#### ACTION ITEM
Each entry below should be retyped exactly as given.

#### AVAILABLE DATA
=== Begin Enclosure ===
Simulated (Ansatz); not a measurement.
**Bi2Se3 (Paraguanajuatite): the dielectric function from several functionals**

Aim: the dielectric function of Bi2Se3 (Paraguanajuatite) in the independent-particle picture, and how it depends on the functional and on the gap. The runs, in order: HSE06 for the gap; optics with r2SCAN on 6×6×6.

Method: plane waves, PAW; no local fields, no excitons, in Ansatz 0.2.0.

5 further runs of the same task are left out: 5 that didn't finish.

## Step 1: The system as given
=== End Enclosure ===

#### REPLY
Simulated (Ansatz); not a measurement.
**Bi2Se3 (Paraguanajuatite): the dielectric function from several functionals**

Aim: the dielectric function of Bi2Se3 (Paraguanajuatite) in the independent-particle picture, and how it depends on the functional and on the gap. The runs, in order: HSE06 for the gap; optics with r2SCAN on 6×6×6.

Method: plane waves, PAW; no local fields, no excitons, in Ansatz 0.2.0.

5 further runs of the same task are left out: 5 that didn't finish.

## Step 1: The system as given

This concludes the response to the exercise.